PROVIDED MATERIAL START

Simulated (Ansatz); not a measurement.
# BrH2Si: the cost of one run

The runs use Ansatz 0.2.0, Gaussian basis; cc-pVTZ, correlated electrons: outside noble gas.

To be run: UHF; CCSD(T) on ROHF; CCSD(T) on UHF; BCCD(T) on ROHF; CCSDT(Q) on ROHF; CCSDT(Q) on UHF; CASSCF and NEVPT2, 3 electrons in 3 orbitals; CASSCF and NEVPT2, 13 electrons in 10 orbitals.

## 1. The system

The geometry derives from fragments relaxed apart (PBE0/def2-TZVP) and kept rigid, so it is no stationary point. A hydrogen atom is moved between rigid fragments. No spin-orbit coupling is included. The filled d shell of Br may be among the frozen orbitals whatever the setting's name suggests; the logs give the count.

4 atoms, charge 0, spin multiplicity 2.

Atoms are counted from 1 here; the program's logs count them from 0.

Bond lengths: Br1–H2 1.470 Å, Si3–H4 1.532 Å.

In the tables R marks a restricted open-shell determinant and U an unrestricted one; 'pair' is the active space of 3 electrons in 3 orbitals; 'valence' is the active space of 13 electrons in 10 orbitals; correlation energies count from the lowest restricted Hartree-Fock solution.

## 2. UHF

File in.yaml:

PROVIDED MATERIAL END

▶ **BRIEF**
From the listing above, extract all records word for word.

▶ **EXERCISE SOLUTION**
Simulated (Ansatz); not a measurement.
# BrH2Si: the cost of one run

The runs use Ansatz 0.2.0, Gaussian basis; cc-pVTZ, correlated electrons: outside noble gas.

To be run: UHF; CCSD(T) on ROHF; CCSD(T) on UHF; BCCD(T) on ROHF; CCSDT(Q) on ROHF; CCSDT(Q) on UHF; CASSCF and NEVPT2, 3 electrons in 3 orbitals; CASSCF and NEVPT2, 13 electrons in 10 orbitals.

## 1. The system

The geometry derives from fragments relaxed apart (PBE0/def2-TZVP) and kept rigid, so it is no stationary point. A hydrogen atom is moved between rigid fragments. No spin-orbit coupling is included. The filled d shell of Br may be among the frozen orbitals whatever the setting's name suggests; the logs give the count.

4 atoms, charge 0, spin multiplicity 2.

Atoms are counted from 1 here; the program's logs count them from 0.

Bond lengths: Br1–H2 1.470 Å, Si3–H4 1.532 Å.

In the tables R marks a restricted open-shell determinant and U an unrestricted one; 'pair' is the active space of 3 electrons in 3 orbitals; 'valence' is the active space of 13 electrons in 10 orbitals; correlation energies count from the lowest restricted Hartree-Fock solution.

## 2. UHF

File in.yaml:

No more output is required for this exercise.